+--

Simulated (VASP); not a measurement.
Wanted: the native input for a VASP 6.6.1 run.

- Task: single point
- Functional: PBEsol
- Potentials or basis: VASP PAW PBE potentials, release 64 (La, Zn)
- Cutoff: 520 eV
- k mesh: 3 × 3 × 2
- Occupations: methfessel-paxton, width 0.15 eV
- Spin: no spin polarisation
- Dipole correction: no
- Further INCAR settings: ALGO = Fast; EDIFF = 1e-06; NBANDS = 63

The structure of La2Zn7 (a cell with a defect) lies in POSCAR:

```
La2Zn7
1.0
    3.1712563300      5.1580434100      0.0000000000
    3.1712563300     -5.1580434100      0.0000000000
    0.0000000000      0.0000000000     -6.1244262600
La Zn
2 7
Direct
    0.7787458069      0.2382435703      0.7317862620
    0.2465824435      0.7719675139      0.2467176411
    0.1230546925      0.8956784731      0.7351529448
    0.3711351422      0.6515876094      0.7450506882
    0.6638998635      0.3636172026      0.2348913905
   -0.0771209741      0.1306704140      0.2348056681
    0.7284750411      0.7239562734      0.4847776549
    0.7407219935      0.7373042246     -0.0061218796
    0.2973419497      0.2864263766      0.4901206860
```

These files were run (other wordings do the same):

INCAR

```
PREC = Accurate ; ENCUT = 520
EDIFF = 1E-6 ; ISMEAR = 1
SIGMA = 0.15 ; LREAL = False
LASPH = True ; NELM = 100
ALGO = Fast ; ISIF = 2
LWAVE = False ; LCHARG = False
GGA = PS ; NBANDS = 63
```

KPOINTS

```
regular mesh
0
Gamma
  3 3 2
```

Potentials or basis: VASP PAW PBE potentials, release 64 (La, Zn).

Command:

+--

== BRIEF ==
What is needed is an exact copy of all the records.

== TASK ANSWER ==
Simulated (VASP); not a measurement.
Wanted: the native input for a VASP 6.6.1 run.

- Task: single point
- Functional: PBEsol
- Potentials or basis: VASP PAW PBE potentials, release 64 (La, Zn)
- Cutoff: 520 eV
- k mesh: 3 × 3 × 2
- Occupations: methfessel-paxton, width 0.15 eV
- Spin: no spin polarisation
- Dipole correction: no
- Further INCAR settings: ALGO = Fast; EDIFF = 1e-06; NBANDS = 63

The structure of La2Zn7 (a cell with a defect) lies in POSCAR:

```
La2Zn7
1.0
    3.1712563300      5.1580434100      0.0000000000
    3.1712563300     -5.1580434100      0.0000000000
    0.0000000000      0.0000000000     -6.1244262600
La Zn
2 7
Direct
    0.7787458069      0.2382435703      0.7317862620
    0.2465824435      0.7719675139      0.2467176411
    0.1230546925      0.8956784731      0.7351529448
    0.3711351422      0.6515876094      0.7450506882
    0.6638998635      0.3636172026      0.2348913905
   -0.0771209741      0.1306704140      0.2348056681
    0.7284750411      0.7239562734      0.4847776549
    0.7407219935      0.7373042246     -0.0061218796
    0.2973419497      0.2864263766      0.4901206860
```

These files were run (other wordings do the same):

INCAR

```
PREC = Accurate ; ENCUT = 520
EDIFF = 1E-6 ; ISMEAR = 1
SIGMA = 0.15 ; LREAL = False
LASPH = True ; NELM = 100
ALGO = Fast ; ISIF = 2
LWAVE = False ; LCHARG = False
GGA = PS ; NBANDS = 63
```

KPOINTS

```
regular mesh
0
Gamma
  3 3 2
```

Potentials or basis: VASP PAW PBE potentials, release 64 (La, Zn).

Command:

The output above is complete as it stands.